----------------------------------------

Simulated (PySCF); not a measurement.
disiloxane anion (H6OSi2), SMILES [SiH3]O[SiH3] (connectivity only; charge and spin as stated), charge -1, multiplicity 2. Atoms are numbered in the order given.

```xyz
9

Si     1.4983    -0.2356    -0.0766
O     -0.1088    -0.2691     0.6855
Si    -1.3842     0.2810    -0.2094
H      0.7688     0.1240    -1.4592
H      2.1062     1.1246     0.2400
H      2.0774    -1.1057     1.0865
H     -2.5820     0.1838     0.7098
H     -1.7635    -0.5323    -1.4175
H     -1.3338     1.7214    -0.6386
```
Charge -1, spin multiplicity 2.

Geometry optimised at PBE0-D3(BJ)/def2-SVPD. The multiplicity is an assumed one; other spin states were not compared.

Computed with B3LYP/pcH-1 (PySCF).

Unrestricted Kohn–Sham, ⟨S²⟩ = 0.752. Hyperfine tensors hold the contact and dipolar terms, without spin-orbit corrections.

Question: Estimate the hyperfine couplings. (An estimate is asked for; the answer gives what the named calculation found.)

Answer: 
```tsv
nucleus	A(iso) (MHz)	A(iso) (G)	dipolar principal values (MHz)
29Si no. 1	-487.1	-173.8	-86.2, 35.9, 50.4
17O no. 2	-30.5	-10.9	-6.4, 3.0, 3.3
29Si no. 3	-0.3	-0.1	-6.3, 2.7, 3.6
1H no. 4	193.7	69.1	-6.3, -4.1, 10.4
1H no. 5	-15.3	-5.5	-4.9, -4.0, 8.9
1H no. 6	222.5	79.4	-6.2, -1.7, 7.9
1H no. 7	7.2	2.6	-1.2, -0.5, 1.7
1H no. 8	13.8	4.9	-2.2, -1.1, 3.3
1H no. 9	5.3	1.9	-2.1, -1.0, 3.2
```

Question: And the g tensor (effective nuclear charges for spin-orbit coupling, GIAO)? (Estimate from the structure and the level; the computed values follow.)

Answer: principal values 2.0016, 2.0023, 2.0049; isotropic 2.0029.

----------------------------------------

*Work item:* Send back exactly, with nothing added, the lines from the first line of the material above through the line holding "Computed with B3LYP/pcH-1 (PySCF)."; both ends are included.

*Task response:*
Simulated (PySCF); not a measurement.
disiloxane anion (H6OSi2), SMILES [SiH3]O[SiH3] (connectivity only; charge and spin as stated), charge -1, multiplicity 2. Atoms are numbered in the order given.

```xyz
9

Si     1.4983    -0.2356    -0.0766
O     -0.1088    -0.2691     0.6855
Si    -1.3842     0.2810    -0.2094
H      0.7688     0.1240    -1.4592
H      2.1062     1.1246     0.2400
H      2.0774    -1.1057     1.0865
H     -2.5820     0.1838     0.7098
H     -1.7635    -0.5323    -1.4175
H     -1.3338     1.7214    -0.6386
```
Charge -1, spin multiplicity 2.

Geometry optimised at PBE0-D3(BJ)/def2-SVPD. The multiplicity is an assumed one; other spin states were not compared.

Computed with B3LYP/pcH-1 (PySCF).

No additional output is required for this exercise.